• [Requirement]
Restate the listing exactly and in full.

• [Extracted information]
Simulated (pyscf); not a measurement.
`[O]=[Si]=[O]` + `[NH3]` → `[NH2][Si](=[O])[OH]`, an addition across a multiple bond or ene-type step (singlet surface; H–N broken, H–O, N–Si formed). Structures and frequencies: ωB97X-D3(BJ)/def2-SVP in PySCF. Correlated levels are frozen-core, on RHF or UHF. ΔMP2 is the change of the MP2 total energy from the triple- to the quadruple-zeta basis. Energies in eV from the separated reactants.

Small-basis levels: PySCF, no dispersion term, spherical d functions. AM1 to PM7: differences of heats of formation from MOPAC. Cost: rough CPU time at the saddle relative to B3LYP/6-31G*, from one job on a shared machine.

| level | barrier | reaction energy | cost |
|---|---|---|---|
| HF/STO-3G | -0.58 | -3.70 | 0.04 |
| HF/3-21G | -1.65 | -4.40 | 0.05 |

• [Your solution]
Simulated (pyscf); not a measurement.
`[O]=[Si]=[O]` + `[NH3]` → `[NH2][Si](=[O])[OH]`, an addition across a multiple bond or ene-type step (singlet surface; H–N broken, H–O, N–Si formed). Structures and frequencies: ωB97X-D3(BJ)/def2-SVP in PySCF. Correlated levels are frozen-core, on RHF or UHF. ΔMP2 is the change of the MP2 total energy from the triple- to the quadruple-zeta basis. Energies in eV from the separated reactants.

Small-basis levels: PySCF, no dispersion term, spherical d functions. AM1 to PM7: differences of heats of formation from MOPAC. Cost: rough CPU time at the saddle relative to B3LYP/6-31G*, from one job on a shared machine.

| level | barrier | reaction energy | cost |
|---|---|---|---|
| HF/STO-3G | -0.58 | -3.70 | 0.04 |
| HF/3-21G | -1.65 | -4.40 | 0.05 |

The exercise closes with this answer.